#### Exercise data

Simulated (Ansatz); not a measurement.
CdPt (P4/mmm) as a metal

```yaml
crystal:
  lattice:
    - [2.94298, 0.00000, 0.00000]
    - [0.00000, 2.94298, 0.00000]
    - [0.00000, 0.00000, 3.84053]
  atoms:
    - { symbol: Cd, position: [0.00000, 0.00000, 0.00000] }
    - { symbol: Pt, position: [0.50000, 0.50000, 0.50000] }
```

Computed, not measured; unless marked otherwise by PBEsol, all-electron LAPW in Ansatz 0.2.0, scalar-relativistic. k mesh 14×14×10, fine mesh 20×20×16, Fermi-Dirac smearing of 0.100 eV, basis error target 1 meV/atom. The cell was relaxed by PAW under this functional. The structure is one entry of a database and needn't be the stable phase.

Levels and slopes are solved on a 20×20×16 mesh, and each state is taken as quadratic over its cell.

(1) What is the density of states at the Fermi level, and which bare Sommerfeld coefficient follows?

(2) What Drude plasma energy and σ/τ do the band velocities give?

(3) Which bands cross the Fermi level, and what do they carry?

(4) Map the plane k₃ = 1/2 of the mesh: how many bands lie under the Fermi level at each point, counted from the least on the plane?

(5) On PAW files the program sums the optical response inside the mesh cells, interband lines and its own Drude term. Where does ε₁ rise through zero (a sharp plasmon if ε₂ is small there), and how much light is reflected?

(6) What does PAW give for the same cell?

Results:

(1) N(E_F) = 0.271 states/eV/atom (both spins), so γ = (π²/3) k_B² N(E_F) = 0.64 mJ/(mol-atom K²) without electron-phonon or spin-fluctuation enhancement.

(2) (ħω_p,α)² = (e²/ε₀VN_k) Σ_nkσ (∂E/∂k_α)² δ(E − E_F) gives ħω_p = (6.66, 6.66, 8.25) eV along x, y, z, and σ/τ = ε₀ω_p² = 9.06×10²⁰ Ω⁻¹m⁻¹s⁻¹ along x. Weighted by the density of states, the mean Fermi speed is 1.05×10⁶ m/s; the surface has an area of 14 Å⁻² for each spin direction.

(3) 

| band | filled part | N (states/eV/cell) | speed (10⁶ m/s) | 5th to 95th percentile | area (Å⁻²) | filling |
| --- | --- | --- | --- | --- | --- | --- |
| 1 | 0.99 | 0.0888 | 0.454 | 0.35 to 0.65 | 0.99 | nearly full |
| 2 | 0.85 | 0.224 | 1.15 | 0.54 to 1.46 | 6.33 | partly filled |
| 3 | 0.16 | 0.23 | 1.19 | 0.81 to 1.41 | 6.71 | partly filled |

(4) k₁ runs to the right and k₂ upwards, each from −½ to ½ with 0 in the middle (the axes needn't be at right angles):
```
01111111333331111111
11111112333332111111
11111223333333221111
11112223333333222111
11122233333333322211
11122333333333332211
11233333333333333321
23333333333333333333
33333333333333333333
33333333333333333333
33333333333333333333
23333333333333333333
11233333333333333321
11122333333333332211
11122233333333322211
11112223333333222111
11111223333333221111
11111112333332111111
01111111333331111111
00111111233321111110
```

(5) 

########

**Exercise:**
Could you please copy the lines of the listing above exactly, from its first line through the line bearing "(4) Map the", and nothing more?

**Written solution:**
Simulated (Ansatz); not a measurement.
CdPt (P4/mmm) as a metal

```yaml
crystal:
  lattice:
    - [2.94298, 0.00000, 0.00000]
    - [0.00000, 2.94298, 0.00000]
    - [0.00000, 0.00000, 3.84053]
  atoms:
    - { symbol: Cd, position: [0.00000, 0.00000, 0.00000] }
    - { symbol: Pt, position: [0.50000, 0.50000, 0.50000] }
```

Computed, not measured; unless marked otherwise by PBEsol, all-electron LAPW in Ansatz 0.2.0, scalar-relativistic. k mesh 14×14×10, fine mesh 20×20×16, Fermi-Dirac smearing of 0.100 eV, basis error target 1 meV/atom. The cell was relaxed by PAW under this functional. The structure is one entry of a database and needn't be the stable phase.

Levels and slopes are solved on a 20×20×16 mesh, and each state is taken as quadratic over its cell.

(1) What is the density of states at the Fermi level, and which bare Sommerfeld coefficient follows?

(2) What Drude plasma energy and σ/τ do the band velocities give?

(3) Which bands cross the Fermi level, and what do they carry?

(4) Map the plane k₃ = 1/2 of the mesh: how many bands lie under the Fermi level at each point, counted from the least on the plane?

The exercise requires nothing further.